[Work order] From the first line to the last, retype the listing without any alteration.

+++ Data for analysis
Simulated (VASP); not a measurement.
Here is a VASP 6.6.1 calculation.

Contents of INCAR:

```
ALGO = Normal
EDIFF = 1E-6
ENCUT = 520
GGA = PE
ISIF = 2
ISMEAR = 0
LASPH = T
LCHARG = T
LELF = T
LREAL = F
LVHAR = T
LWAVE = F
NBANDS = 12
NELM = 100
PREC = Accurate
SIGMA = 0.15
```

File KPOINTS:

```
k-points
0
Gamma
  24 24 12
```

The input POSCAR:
++++++

[Worked solution]
Simulated (VASP); not a measurement.
Here is a VASP 6.6.1 calculation.

Contents of INCAR:

```
ALGO = Normal
EDIFF = 1E-6
ENCUT = 520
GGA = PE
ISIF = 2
ISMEAR = 0
LASPH = T
LCHARG = T
LELF = T
LREAL = F
LVHAR = T
LWAVE = F
NBANDS = 12
NELM = 100
PREC = Accurate
SIGMA = 0.15
```

File KPOINTS:

```
k-points
0
Gamma
  24 24 12
```

The input POSCAR:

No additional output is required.